* ACTION ITEM: The lines from the top of the data down to the line with "(D) CC([O])=O" should be repeated exactly, both ends included.

INFORMATION GIVEN: Begin
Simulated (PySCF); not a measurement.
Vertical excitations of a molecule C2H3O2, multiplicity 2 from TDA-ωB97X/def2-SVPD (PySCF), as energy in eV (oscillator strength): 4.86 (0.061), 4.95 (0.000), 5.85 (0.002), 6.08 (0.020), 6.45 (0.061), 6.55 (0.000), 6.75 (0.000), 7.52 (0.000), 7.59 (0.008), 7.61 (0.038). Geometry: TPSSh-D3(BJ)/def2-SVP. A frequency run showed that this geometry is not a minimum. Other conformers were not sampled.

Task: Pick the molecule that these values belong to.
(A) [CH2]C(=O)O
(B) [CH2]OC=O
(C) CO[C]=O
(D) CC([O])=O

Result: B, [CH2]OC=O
INFORMATION GIVEN: End

* TASK RESPONSE:
Simulated (PySCF); not a measurement.
Vertical excitations of a molecule C2H3O2, multiplicity 2 from TDA-ωB97X/def2-SVPD (PySCF), as energy in eV (oscillator strength): 4.86 (0.061), 4.95 (0.000), 5.85 (0.002), 6.08 (0.020), 6.45 (0.061), 6.55 (0.000), 6.75 (0.000), 7.52 (0.000), 7.59 (0.008), 7.61 (0.038). Geometry: TPSSh-D3(BJ)/def2-SVP. A frequency run showed that this geometry is not a minimum. Other conformers were not sampled.

Task: Pick the molecule that these values belong to.
(A) [CH2]C(=O)O
(B) [CH2]OC=O
(C) CO[C]=O
(D) CC([O])=O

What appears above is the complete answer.